Available data:
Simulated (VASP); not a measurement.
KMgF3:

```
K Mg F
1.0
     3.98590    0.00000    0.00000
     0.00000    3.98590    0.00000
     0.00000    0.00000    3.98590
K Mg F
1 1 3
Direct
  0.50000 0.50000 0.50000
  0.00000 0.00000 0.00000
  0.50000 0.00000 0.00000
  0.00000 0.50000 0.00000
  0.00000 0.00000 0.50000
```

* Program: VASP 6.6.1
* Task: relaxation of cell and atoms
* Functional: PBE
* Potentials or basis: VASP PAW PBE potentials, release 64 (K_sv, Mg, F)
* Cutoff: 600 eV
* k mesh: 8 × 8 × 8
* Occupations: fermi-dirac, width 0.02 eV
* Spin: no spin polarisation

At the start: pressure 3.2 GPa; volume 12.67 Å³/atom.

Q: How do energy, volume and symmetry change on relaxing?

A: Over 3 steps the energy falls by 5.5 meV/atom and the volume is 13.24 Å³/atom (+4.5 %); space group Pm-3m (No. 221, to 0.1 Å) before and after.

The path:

Work item: Look above for the line with "no spin polarisation"; retype exactly that line, every line after it up to the line with "A: Over 3 steps", and that line too, nothing else.

Your response:
* Spin: no spin polarisation

At the start: pressure 3.2 GPa; volume 12.67 Å³/atom.

Q: How do energy, volume and symmetry change on relaxing?

A: Over 3 steps the energy falls by 5.5 meV/atom and the volume is 13.24 Å³/atom (+4.5 %); space group Pm-3m (No. 221, to 0.1 Å) before and after.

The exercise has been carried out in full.